When you print the records, keep every line identical to the original.

• **Records supplied**:
───
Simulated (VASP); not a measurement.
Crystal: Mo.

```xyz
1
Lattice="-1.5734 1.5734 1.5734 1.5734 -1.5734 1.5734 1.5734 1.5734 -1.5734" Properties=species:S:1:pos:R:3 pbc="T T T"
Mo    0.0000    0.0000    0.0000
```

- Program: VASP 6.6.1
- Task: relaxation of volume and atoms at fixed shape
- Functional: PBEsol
───

• **Worked solution**:
Simulated (VASP); not a measurement.
Crystal: Mo.

```xyz
1
Lattice="-1.5734 1.5734 1.5734 1.5734 -1.5734 1.5734 1.5734 1.5734 -1.5734" Properties=species:S:1:pos:R:3 pbc="T T T"
Mo    0.0000    0.0000    0.0000
```

- Program: VASP 6.6.1
- Task: relaxation of volume and atoms at fixed shape
- Functional: PBEsol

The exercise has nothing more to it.